**Task item:**
The entries below are to be repeated verbatim, in full.

**Dataset extract:**
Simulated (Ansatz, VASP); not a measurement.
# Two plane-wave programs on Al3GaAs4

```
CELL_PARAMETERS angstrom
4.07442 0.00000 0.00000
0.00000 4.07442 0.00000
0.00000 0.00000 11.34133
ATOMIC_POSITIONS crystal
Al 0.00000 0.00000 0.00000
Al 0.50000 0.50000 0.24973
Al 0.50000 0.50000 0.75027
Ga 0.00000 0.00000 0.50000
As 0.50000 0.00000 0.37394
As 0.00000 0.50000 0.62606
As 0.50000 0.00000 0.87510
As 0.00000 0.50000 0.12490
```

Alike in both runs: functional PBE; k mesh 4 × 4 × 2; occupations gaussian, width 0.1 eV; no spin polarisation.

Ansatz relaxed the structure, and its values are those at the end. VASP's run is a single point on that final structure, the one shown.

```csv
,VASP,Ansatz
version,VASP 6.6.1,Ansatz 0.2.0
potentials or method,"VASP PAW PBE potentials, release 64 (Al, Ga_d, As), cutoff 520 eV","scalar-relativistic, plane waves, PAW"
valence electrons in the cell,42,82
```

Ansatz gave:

**Task response:**
Simulated (Ansatz, VASP); not a measurement.
# Two plane-wave programs on Al3GaAs4

```
CELL_PARAMETERS angstrom
4.07442 0.00000 0.00000
0.00000 4.07442 0.00000
0.00000 0.00000 11.34133
ATOMIC_POSITIONS crystal
Al 0.00000 0.00000 0.00000
Al 0.50000 0.50000 0.24973
Al 0.50000 0.50000 0.75027
Ga 0.00000 0.00000 0.50000
As 0.50000 0.00000 0.37394
As 0.00000 0.50000 0.62606
As 0.50000 0.00000 0.87510
As 0.00000 0.50000 0.12490
```

Alike in both runs: functional PBE; k mesh 4 × 4 × 2; occupations gaussian, width 0.1 eV; no spin polarisation.

Ansatz relaxed the structure, and its values are those at the end. VASP's run is a single point on that final structure, the one shown.

```csv
,VASP,Ansatz
version,VASP 6.6.1,Ansatz 0.2.0
potentials or method,"VASP PAW PBE potentials, release 64 (Al, Ga_d, As), cutoff 520 eV","scalar-relativistic, plane waves, PAW"
valence electrons in the cell,42,82
```

Ansatz gave:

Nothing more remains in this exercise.